- Work request -
What you give back should be exactly the opening lines of the data, ending with the line that contains "# Computed records: Si12O23" and including it.

--------------------------------------------------
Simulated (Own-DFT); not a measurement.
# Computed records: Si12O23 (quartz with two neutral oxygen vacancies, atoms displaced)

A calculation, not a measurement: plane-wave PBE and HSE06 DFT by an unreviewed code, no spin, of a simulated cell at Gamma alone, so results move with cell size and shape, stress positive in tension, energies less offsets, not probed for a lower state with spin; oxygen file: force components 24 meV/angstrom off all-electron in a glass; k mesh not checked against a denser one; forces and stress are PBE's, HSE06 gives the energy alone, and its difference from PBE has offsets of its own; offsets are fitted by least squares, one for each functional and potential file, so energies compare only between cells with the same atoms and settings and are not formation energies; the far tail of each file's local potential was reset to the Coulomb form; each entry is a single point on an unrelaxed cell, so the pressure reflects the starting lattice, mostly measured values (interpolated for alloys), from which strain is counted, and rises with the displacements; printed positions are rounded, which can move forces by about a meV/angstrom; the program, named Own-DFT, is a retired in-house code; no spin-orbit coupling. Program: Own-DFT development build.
--------------------------------------------------

- Written response -
Simulated (Own-DFT); not a measurement.
# Computed records: Si12O23 (quartz with two neutral oxygen vacancies, atoms displaced)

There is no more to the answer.